EXERCISE: Write out again, please, the records below from the first line to the line holding "68.3 | 75.1 |", inclusive, and nothing else.

%%

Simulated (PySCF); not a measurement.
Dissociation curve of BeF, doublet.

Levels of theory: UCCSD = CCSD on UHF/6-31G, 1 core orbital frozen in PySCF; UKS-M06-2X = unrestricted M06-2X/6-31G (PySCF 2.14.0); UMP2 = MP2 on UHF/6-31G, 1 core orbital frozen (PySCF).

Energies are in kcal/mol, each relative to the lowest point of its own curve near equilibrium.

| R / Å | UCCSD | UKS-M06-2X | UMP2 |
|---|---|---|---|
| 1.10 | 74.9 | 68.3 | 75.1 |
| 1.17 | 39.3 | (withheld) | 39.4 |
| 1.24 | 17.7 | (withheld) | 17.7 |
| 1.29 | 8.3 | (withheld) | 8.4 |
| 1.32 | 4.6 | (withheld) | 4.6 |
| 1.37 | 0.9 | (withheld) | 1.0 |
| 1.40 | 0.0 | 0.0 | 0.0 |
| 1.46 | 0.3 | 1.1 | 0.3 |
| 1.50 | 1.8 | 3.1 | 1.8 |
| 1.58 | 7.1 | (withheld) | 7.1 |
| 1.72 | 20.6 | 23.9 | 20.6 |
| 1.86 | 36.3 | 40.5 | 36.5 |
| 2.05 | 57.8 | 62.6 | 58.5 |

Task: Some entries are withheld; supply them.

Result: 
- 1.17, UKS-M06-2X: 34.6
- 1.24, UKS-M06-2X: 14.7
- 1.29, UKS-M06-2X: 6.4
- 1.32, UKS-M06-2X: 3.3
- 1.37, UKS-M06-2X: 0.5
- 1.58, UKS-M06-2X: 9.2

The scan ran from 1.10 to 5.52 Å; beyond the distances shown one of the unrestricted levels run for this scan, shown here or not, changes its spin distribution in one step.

%%

RESULT:
Simulated (PySCF); not a measurement.
Dissociation curve of BeF, doublet.

Levels of theory: UCCSD = CCSD on UHF/6-31G, 1 core orbital frozen in PySCF; UKS-M06-2X = unrestricted M06-2X/6-31G (PySCF 2.14.0); UMP2 = MP2 on UHF/6-31G, 1 core orbital frozen (PySCF).

Energies are in kcal/mol, each relative to the lowest point of its own curve near equilibrium.

| R / Å | UCCSD | UKS-M06-2X | UMP2 |
|---|---|---|---|
| 1.10 | 74.9 | 68.3 | 75.1 |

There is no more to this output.